■ Work instruction:
For the records that follow, please set down exactly the lines between the one holding "Problem. What happens with the" and the one holding "Solution. NEVPT2 ground", inclusive, and only those.

= = = =
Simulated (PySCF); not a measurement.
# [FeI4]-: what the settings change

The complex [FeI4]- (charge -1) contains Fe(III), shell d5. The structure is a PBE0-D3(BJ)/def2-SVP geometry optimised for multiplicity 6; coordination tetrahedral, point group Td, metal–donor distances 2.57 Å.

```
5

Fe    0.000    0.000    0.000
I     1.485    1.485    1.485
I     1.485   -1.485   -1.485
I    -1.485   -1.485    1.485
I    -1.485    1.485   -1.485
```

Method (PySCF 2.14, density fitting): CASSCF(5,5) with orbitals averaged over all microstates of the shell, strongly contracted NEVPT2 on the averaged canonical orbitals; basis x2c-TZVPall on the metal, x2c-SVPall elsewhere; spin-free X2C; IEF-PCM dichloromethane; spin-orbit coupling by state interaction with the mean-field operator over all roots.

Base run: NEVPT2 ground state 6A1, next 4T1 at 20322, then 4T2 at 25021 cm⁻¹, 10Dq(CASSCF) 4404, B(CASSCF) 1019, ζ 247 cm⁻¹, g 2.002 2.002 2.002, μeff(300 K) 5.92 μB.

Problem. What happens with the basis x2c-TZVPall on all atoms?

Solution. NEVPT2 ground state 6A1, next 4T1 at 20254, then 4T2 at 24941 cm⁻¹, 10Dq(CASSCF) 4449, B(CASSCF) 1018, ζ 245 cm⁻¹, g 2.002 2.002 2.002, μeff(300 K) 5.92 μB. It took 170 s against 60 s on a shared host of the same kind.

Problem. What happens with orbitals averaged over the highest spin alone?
= = = =

■ Exercise answer:
Problem. What happens with the basis x2c-TZVPall on all atoms?

Solution. NEVPT2 ground state 6A1, next 4T1 at 20254, then 4T2 at 24941 cm⁻¹, 10Dq(CASSCF) 4449, B(CASSCF) 1018, ζ 245 cm⁻¹, g 2.002 2.002 2.002, μeff(300 K) 5.92 μB. It took 170 s against 60 s on a shared host of the same kind.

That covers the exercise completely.